**Given information**
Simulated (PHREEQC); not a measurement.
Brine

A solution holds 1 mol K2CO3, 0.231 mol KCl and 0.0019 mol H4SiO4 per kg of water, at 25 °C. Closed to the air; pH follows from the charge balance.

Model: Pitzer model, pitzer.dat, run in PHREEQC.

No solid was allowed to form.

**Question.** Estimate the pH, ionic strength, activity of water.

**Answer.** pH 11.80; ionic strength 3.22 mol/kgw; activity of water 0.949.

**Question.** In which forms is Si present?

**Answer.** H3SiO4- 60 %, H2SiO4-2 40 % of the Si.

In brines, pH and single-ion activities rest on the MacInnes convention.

**Assignment**
Restate word for word the entries above, starting at the line with "is Si present?" and ending at the line with "40 % of the Si.", inclusive, and no others.

**Your response**
**Question.** In which forms is Si present?

**Answer.** H3SiO4- 60 %, H2SiO4-2 40 % of the Si.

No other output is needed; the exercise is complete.